Entries provided: Begin

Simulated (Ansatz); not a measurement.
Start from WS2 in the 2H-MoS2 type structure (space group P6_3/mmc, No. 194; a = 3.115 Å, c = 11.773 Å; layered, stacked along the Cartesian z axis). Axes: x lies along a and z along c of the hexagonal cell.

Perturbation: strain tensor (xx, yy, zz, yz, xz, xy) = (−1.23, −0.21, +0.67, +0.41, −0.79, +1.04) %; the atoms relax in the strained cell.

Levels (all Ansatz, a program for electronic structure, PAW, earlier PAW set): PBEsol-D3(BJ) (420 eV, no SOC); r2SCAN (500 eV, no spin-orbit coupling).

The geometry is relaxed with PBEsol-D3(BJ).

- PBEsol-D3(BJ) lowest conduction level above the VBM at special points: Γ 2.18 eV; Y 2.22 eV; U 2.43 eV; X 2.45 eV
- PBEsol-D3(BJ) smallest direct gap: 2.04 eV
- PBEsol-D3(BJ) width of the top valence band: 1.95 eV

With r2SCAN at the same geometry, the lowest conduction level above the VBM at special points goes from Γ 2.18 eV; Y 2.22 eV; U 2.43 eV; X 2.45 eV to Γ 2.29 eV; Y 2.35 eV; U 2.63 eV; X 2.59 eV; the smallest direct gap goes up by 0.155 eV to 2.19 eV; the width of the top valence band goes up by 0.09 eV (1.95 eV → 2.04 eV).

Entries provided: End

### Assignment
Retype the records above in full, exactly as they appear.

### Your response
Simulated (Ansatz); not a measurement.
Start from WS2 in the 2H-MoS2 type structure (space group P6_3/mmc, No. 194; a = 3.115 Å, c = 11.773 Å; layered, stacked along the Cartesian z axis). Axes: x lies along a and z along c of the hexagonal cell.

Perturbation: strain tensor (xx, yy, zz, yz, xz, xy) = (−1.23, −0.21, +0.67, +0.41, −0.79, +1.04) %; the atoms relax in the strained cell.

Levels (all Ansatz, a program for electronic structure, PAW, earlier PAW set): PBEsol-D3(BJ) (420 eV, no SOC); r2SCAN (500 eV, no spin-orbit coupling).

The geometry is relaxed with PBEsol-D3(BJ).

- PBEsol-D3(BJ) lowest conduction level above the VBM at special points: Γ 2.18 eV; Y 2.22 eV; U 2.43 eV; X 2.45 eV
- PBEsol-D3(BJ) smallest direct gap: 2.04 eV
- PBEsol-D3(BJ) width of the top valence band: 1.95 eV

With r2SCAN at the same geometry, the lowest conduction level above the VBM at special points goes from Γ 2.18 eV; Y 2.22 eV; U 2.43 eV; X 2.45 eV to Γ 2.29 eV; Y 2.35 eV; U 2.63 eV; X 2.59 eV; the smallest direct gap goes up by 0.155 eV to 2.19 eV; the width of the top valence band goes up by 0.09 eV (1.95 eV → 2.04 eV).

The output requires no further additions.